─── Extracted data
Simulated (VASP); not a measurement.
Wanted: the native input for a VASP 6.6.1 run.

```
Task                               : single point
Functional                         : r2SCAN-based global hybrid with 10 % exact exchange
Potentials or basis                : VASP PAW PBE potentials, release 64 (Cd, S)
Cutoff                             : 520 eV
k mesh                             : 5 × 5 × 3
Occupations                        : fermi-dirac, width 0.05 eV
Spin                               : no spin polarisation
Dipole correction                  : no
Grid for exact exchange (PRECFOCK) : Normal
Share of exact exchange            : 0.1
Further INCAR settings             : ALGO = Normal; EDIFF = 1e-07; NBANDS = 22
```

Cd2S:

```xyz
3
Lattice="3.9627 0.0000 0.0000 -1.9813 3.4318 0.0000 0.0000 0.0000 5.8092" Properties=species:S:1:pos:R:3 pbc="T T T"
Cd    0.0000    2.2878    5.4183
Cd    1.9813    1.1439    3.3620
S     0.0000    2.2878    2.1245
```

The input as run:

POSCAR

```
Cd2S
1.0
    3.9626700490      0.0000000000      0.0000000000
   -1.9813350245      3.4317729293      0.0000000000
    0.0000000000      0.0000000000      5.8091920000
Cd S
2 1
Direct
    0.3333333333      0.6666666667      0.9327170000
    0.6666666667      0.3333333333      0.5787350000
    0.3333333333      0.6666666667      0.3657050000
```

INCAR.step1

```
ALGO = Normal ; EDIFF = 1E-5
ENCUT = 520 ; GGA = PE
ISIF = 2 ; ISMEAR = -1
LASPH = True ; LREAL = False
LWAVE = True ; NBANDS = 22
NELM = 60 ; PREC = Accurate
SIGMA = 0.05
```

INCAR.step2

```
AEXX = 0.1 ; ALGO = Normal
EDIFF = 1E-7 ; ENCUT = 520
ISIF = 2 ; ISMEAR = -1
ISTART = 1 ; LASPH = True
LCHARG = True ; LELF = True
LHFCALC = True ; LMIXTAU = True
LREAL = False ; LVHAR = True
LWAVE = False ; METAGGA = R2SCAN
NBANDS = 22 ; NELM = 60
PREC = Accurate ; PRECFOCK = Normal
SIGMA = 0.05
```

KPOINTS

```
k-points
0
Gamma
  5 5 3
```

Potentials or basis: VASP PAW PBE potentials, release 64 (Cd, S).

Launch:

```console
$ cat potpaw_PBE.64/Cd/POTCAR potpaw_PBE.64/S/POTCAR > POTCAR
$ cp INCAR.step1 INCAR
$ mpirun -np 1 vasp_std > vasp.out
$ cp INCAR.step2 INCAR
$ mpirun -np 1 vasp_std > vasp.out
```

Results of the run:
──────

[Brief] Restate, word for word and without additions, every line from the top of the listing above through the line that contains "The input as".

[Written response]
Simulated (VASP); not a measurement.
Wanted: the native input for a VASP 6.6.1 run.

```
Task                               : single point
Functional                         : r2SCAN-based global hybrid with 10 % exact exchange
Potentials or basis                : VASP PAW PBE potentials, release 64 (Cd, S)
Cutoff                             : 520 eV
k mesh                             : 5 × 5 × 3
Occupations                        : fermi-dirac, width 0.05 eV
Spin                               : no spin polarisation
Dipole correction                  : no
Grid for exact exchange (PRECFOCK) : Normal
Share of exact exchange            : 0.1
Further INCAR settings             : ALGO = Normal; EDIFF = 1e-07; NBANDS = 22
```

Cd2S:

```xyz
3
Lattice="3.9627 0.0000 0.0000 -1.9813 3.4318 0.0000 0.0000 0.0000 5.8092" Properties=species:S:1:pos:R:3 pbc="T T T"
Cd    0.0000    2.2878    5.4183
Cd    1.9813    1.1439    3.3620
S     0.0000    2.2878    2.1245
```

The input as run:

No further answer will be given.